Work order: Copy every line of the data exactly, leaving nothing out.

────

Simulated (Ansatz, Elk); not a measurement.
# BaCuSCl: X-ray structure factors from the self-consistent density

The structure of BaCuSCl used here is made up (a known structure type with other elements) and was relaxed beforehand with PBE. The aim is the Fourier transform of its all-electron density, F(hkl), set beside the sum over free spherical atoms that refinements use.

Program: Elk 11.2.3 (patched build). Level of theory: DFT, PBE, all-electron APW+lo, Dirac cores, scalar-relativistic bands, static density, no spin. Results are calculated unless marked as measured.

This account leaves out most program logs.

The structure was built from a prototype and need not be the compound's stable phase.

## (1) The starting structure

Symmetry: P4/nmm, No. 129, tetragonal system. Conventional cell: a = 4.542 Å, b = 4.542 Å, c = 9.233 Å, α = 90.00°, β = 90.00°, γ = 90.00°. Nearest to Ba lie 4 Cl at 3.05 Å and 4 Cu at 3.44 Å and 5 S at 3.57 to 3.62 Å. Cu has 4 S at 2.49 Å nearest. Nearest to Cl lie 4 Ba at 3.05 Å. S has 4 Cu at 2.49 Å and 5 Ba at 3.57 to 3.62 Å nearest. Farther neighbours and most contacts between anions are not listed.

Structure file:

────

Your solution:
Simulated (Ansatz, Elk); not a measurement.
# BaCuSCl: X-ray structure factors from the self-consistent density

The structure of BaCuSCl used here is made up (a known structure type with other elements) and was relaxed beforehand with PBE. The aim is the Fourier transform of its all-electron density, F(hkl), set beside the sum over free spherical atoms that refinements use.

Program: Elk 11.2.3 (patched build). Level of theory: DFT, PBE, all-electron APW+lo, Dirac cores, scalar-relativistic bands, static density, no spin. Results are calculated unless marked as measured.

This account leaves out most program logs.

The structure was built from a prototype and need not be the compound's stable phase.

## (1) The starting structure

Symmetry: P4/nmm, No. 129, tetragonal system. Conventional cell: a = 4.542 Å, b = 4.542 Å, c = 9.233 Å, α = 90.00°, β = 90.00°, γ = 90.00°. Nearest to Ba lie 4 Cl at 3.05 Å and 4 Cu at 3.44 Å and 5 S at 3.57 to 3.62 Å. Cu has 4 S at 2.49 Å nearest. Nearest to Cl lie 4 Ba at 3.05 Å. S has 4 Cu at 2.49 Å and 5 Ba at 3.57 to 3.62 Å nearest. Farther neighbours and most contacts between anions are not listed.

Structure file:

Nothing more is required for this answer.